----- Given entries

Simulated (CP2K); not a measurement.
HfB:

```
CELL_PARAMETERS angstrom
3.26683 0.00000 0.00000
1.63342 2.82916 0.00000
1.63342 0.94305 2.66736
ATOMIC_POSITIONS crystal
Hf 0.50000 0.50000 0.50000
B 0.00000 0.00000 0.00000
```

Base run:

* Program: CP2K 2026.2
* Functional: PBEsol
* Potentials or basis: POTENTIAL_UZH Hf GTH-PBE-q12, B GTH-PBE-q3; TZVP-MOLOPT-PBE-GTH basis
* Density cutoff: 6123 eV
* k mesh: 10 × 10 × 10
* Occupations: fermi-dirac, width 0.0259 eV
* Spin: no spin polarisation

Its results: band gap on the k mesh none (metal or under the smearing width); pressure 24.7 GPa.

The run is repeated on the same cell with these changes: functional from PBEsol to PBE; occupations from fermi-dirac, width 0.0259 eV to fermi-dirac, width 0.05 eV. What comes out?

----------

**Work item**
Please give back the listing in full; each line must match exactly.

**Response area**
Simulated (CP2K); not a measurement.
HfB:

```
CELL_PARAMETERS angstrom
3.26683 0.00000 0.00000
1.63342 2.82916 0.00000
1.63342 0.94305 2.66736
ATOMIC_POSITIONS crystal
Hf 0.50000 0.50000 0.50000
B 0.00000 0.00000 0.00000
```

Base run:

* Program: CP2K 2026.2
* Functional: PBEsol
* Potentials or basis: POTENTIAL_UZH Hf GTH-PBE-q12, B GTH-PBE-q3; TZVP-MOLOPT-PBE-GTH basis
* Density cutoff: 6123 eV
* k mesh: 10 × 10 × 10
* Occupations: fermi-dirac, width 0.0259 eV
* Spin: no spin polarisation

Its results: band gap on the k mesh none (metal or under the smearing width); pressure 24.7 GPa.

The run is repeated on the same cell with these changes: functional from PBEsol to PBE; occupations from fermi-dirac, width 0.0259 eV to fermi-dirac, width 0.05 eV. What comes out?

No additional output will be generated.